=== SOURCE MATERIAL ===

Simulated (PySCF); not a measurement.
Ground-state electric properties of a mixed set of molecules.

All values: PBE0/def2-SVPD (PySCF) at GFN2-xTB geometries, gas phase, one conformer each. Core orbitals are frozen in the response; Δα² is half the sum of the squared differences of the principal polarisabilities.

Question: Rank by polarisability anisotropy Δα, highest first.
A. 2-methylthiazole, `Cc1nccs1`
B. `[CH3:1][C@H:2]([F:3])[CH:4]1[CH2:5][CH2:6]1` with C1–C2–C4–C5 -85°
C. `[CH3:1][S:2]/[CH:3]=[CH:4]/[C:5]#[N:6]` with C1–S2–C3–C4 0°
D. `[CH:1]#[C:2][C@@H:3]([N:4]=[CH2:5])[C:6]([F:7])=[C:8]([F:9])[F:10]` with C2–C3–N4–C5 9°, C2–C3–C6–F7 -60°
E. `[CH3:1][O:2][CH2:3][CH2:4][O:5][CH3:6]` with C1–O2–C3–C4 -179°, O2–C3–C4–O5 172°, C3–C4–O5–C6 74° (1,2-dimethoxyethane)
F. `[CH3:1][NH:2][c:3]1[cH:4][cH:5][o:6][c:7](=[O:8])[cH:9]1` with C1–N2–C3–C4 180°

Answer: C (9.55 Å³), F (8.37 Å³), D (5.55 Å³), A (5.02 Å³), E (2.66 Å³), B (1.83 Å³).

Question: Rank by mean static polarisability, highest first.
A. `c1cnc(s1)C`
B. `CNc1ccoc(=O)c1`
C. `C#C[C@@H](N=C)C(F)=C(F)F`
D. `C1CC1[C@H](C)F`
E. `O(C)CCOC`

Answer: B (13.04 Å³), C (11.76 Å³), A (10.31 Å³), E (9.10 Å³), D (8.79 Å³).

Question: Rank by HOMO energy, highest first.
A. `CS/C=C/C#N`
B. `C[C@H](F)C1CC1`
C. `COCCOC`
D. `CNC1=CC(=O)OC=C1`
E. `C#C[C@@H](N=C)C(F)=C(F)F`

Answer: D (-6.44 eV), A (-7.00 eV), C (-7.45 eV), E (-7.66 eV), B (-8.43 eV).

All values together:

===

BRIEF
Would you return each line of the material above, unchanged, from the first one through the line where "All values: PBE0/def2-SVPD" appears?

ANSWER AREA
Simulated (PySCF); not a measurement.
Ground-state electric properties of a mixed set of molecules.

All values: PBE0/def2-SVPD (PySCF) at GFN2-xTB geometries, gas phase, one conformer each. Core orbitals are frozen in the response; Δα² is half the sum of the squared differences of the principal polarisabilities.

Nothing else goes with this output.